■ **Record excerpts**
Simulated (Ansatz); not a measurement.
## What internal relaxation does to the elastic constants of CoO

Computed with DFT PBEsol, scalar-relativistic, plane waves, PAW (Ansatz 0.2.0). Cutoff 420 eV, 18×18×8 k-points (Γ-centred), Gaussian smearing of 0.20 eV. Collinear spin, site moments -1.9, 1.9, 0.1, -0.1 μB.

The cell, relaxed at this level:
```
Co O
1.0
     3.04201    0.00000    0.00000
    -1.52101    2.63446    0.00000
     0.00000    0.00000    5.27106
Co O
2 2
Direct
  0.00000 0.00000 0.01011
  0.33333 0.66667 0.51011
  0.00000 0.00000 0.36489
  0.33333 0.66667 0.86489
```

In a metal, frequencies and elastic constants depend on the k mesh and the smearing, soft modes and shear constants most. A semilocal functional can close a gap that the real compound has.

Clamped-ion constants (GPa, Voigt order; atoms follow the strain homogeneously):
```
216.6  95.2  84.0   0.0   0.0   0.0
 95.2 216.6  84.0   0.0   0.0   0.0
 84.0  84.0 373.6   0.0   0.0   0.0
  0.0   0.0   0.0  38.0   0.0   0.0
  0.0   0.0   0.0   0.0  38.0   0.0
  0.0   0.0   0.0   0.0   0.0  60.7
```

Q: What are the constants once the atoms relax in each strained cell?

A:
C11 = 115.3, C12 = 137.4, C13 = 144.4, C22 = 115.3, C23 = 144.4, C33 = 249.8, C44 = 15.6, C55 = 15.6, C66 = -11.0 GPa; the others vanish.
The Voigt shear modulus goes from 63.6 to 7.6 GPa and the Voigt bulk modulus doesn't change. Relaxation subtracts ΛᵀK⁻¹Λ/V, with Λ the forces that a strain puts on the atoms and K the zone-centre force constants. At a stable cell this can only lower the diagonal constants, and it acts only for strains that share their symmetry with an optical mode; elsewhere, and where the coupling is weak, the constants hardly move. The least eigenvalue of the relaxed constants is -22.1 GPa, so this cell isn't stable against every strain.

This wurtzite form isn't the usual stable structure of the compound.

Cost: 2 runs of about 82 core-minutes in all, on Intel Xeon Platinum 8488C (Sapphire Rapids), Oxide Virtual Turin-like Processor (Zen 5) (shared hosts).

■ **Work item**
Write out exactly, please, the lines beginning at the start of the material and ending with the line that holds "Computed with DFT", both included.

■ **Exercise answer**
Simulated (Ansatz); not a measurement.
## What internal relaxation does to the elastic constants of CoO

Computed with DFT PBEsol, scalar-relativistic, plane waves, PAW (Ansatz 0.2.0). Cutoff 420 eV, 18×18×8 k-points (Γ-centred), Gaussian smearing of 0.20 eV. Collinear spin, site moments -1.9, 1.9, 0.1, -0.1 μB.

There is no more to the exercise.